## WORK TASK
Copy each entry as written.

## ENTRIES PROVIDED
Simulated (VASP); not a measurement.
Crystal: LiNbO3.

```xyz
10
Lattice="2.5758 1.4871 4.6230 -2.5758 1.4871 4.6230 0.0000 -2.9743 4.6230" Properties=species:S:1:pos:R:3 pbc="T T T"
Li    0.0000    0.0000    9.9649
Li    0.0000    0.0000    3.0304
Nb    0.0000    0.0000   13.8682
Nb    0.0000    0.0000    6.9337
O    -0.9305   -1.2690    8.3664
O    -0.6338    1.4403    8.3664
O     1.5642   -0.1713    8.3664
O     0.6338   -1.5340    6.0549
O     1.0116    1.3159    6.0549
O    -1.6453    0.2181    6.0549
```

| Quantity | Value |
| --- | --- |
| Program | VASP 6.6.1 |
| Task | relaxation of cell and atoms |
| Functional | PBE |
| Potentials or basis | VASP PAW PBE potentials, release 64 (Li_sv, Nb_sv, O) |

## EXERCISE RESPONSE
Simulated (VASP); not a measurement.
Crystal: LiNbO3.

```xyz
10
Lattice="2.5758 1.4871 4.6230 -2.5758 1.4871 4.6230 0.0000 -2.9743 4.6230" Properties=species:S:1:pos:R:3 pbc="T T T"
Li    0.0000    0.0000    9.9649
Li    0.0000    0.0000    3.0304
Nb    0.0000    0.0000   13.8682
Nb    0.0000    0.0000    6.9337
O    -0.9305   -1.2690    8.3664
O    -0.6338    1.4403    8.3664
O     1.5642   -0.1713    8.3664
O     0.6338   -1.5340    6.0549
O     1.0116    1.3159    6.0549
O    -1.6453    0.2181    6.0549
```

| Quantity | Value |
| --- | --- |
| Program | VASP 6.6.1 |
| Task | relaxation of cell and atoms |
| Functional | PBE |
| Potentials or basis | VASP PAW PBE potentials, release 64 (Li_sv, Nb_sv, O) |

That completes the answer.